Start with the first line of the material. Repeat each line exactly through the one that contains "The spread over".

********************
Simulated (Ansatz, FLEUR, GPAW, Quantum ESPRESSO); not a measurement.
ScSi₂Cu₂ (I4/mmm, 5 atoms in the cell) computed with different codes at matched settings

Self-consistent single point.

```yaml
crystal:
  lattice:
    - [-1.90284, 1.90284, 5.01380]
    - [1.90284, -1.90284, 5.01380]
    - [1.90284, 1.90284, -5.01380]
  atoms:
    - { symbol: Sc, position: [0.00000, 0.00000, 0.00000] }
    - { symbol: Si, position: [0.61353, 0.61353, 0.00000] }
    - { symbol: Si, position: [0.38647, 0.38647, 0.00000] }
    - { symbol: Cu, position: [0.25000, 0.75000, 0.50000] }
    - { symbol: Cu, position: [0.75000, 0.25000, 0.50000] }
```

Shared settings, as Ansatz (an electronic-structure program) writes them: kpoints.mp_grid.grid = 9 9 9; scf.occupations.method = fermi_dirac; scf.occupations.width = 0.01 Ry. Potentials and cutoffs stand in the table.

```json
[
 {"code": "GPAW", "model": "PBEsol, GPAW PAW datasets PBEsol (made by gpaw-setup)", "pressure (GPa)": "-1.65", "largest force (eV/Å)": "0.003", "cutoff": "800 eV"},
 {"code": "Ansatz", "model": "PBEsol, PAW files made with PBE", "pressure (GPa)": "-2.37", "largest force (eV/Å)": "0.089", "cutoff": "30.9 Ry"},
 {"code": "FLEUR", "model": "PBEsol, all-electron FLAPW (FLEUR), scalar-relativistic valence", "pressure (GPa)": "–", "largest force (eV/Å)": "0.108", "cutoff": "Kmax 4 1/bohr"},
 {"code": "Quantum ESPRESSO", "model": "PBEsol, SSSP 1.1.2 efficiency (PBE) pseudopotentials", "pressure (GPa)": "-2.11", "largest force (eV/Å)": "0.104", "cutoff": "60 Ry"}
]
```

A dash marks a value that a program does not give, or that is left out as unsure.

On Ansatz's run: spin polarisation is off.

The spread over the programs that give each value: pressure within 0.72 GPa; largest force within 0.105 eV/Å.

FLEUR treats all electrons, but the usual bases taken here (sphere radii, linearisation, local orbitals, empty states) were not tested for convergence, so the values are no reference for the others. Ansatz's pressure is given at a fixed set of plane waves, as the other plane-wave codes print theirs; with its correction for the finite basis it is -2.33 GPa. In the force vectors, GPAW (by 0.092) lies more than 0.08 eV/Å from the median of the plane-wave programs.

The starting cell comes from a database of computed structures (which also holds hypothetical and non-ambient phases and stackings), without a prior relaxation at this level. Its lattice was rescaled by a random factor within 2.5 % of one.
********************

* _TASK OUTPUT_
Simulated (Ansatz, FLEUR, GPAW, Quantum ESPRESSO); not a measurement.
ScSi₂Cu₂ (I4/mmm, 5 atoms in the cell) computed with different codes at matched settings

Self-consistent single point.

```yaml
crystal:
  lattice:
    - [-1.90284, 1.90284, 5.01380]
    - [1.90284, -1.90284, 5.01380]
    - [1.90284, 1.90284, -5.01380]
  atoms:
    - { symbol: Sc, position: [0.00000, 0.00000, 0.00000] }
    - { symbol: Si, position: [0.61353, 0.61353, 0.00000] }
    - { symbol: Si, position: [0.38647, 0.38647, 0.00000] }
    - { symbol: Cu, position: [0.25000, 0.75000, 0.50000] }
    - { symbol: Cu, position: [0.75000, 0.25000, 0.50000] }
```

Shared settings, as Ansatz (an electronic-structure program) writes them: kpoints.mp_grid.grid = 9 9 9; scf.occupations.method = fermi_dirac; scf.occupations.width = 0.01 Ry. Potentials and cutoffs stand in the table.

```json
[
 {"code": "GPAW", "model": "PBEsol, GPAW PAW datasets PBEsol (made by gpaw-setup)", "pressure (GPa)": "-1.65", "largest force (eV/Å)": "0.003", "cutoff": "800 eV"},
 {"code": "Ansatz", "model": "PBEsol, PAW files made with PBE", "pressure (GPa)": "-2.37", "largest force (eV/Å)": "0.089", "cutoff": "30.9 Ry"},
 {"code": "FLEUR", "model": "PBEsol, all-electron FLAPW (FLEUR), scalar-relativistic valence", "pressure (GPa)": "–", "largest force (eV/Å)": "0.108", "cutoff": "Kmax 4 1/bohr"},
 {"code": "Quantum ESPRESSO", "model": "PBEsol, SSSP 1.1.2 efficiency (PBE) pseudopotentials", "pressure (GPa)": "-2.11", "largest force (eV/Å)": "0.104", "cutoff": "60 Ry"}
]
```

A dash marks a value that a program does not give, or that is left out as unsure.

On Ansatz's run: spin polarisation is off.

The spread over the programs that give each value: pressure within 0.72 GPa; largest force within 0.105 eV/Å.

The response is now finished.